→ Task item
All of the records listed below should be retyped exactly.

:: Recorded data

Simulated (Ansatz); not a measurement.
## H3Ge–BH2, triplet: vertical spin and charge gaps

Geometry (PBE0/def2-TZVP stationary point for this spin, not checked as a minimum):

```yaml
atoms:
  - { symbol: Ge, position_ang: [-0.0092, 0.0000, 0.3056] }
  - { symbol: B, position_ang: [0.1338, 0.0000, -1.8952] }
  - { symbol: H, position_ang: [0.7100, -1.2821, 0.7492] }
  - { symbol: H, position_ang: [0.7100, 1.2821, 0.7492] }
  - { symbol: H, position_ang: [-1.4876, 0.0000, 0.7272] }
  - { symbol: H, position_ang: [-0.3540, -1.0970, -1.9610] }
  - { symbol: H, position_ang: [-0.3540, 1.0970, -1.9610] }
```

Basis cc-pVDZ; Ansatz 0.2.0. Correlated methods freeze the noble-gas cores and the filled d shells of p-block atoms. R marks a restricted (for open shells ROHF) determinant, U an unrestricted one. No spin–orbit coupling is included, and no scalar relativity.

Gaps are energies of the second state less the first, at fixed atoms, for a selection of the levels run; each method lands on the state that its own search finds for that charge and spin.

::::

→ Written answer
Simulated (Ansatz); not a measurement.
## H3Ge–BH2, triplet: vertical spin and charge gaps

Geometry (PBE0/def2-TZVP stationary point for this spin, not checked as a minimum):

```yaml
atoms:
  - { symbol: Ge, position_ang: [-0.0092, 0.0000, 0.3056] }
  - { symbol: B, position_ang: [0.1338, 0.0000, -1.8952] }
  - { symbol: H, position_ang: [0.7100, -1.2821, 0.7492] }
  - { symbol: H, position_ang: [0.7100, 1.2821, 0.7492] }
  - { symbol: H, position_ang: [-1.4876, 0.0000, 0.7272] }
  - { symbol: H, position_ang: [-0.3540, -1.0970, -1.9610] }
  - { symbol: H, position_ang: [-0.3540, 1.0970, -1.9610] }
```

Basis cc-pVDZ; Ansatz 0.2.0. Correlated methods freeze the noble-gas cores and the filled d shells of p-block atoms. R marks a restricted (for open shells ROHF) determinant, U an unrestricted one. No spin–orbit coupling is included, and no scalar relativity.

Gaps are energies of the second state less the first, at fixed atoms, for a selection of the levels run; each method lands on the state that its own search finds for that charge and spin.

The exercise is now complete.